◆ WORK REQUEST: Reprint every line of the data, keeping each character intact.

=-=-=

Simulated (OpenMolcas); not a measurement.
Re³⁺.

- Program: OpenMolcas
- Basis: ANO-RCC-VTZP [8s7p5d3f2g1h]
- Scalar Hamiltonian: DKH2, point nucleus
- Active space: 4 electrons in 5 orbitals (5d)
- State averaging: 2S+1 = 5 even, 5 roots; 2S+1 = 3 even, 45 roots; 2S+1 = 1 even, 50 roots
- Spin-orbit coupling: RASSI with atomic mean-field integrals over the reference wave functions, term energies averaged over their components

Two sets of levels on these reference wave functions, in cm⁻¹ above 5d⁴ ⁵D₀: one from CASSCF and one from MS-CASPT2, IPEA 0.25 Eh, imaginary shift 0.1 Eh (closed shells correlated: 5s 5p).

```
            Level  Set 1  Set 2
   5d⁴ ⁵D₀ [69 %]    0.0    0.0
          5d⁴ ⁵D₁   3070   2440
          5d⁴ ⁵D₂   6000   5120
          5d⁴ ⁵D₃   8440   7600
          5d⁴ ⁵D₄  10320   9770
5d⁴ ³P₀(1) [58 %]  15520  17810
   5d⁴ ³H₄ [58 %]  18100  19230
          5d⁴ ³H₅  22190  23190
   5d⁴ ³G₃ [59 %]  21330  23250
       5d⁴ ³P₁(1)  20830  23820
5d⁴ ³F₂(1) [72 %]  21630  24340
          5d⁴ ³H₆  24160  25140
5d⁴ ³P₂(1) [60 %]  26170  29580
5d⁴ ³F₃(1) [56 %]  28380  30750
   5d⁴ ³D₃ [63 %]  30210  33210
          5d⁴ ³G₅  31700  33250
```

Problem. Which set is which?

=-=-=

◆ EXERCISE RESULT:
Simulated (OpenMolcas); not a measurement.
Re³⁺.

- Program: OpenMolcas
- Basis: ANO-RCC-VTZP [8s7p5d3f2g1h]
- Scalar Hamiltonian: DKH2, point nucleus
- Active space: 4 electrons in 5 orbitals (5d)
- State averaging: 2S+1 = 5 even, 5 roots; 2S+1 = 3 even, 45 roots; 2S+1 = 1 even, 50 roots
- Spin-orbit coupling: RASSI with atomic mean-field integrals over the reference wave functions, term energies averaged over their components

Two sets of levels on these reference wave functions, in cm⁻¹ above 5d⁴ ⁵D₀: one from CASSCF and one from MS-CASPT2, IPEA 0.25 Eh, imaginary shift 0.1 Eh (closed shells correlated: 5s 5p).

```
            Level  Set 1  Set 2
   5d⁴ ⁵D₀ [69 %]    0.0    0.0
          5d⁴ ⁵D₁   3070   2440
          5d⁴ ⁵D₂   6000   5120
          5d⁴ ⁵D₃   8440   7600
          5d⁴ ⁵D₄  10320   9770
5d⁴ ³P₀(1) [58 %]  15520  17810
   5d⁴ ³H₄ [58 %]  18100  19230
          5d⁴ ³H₅  22190  23190
   5d⁴ ³G₃ [59 %]  21330  23250
       5d⁴ ³P₁(1)  20830  23820
5d⁴ ³F₂(1) [72 %]  21630  24340
          5d⁴ ³H₆  24160  25140
5d⁴ ³P₂(1) [60 %]  26170  29580
5d⁴ ³F₃(1) [56 %]  28380  30750
   5d⁴ ³D₃ [63 %]  30210  33210
          5d⁴ ³G₅  31700  33250
```

Problem. Which set is which?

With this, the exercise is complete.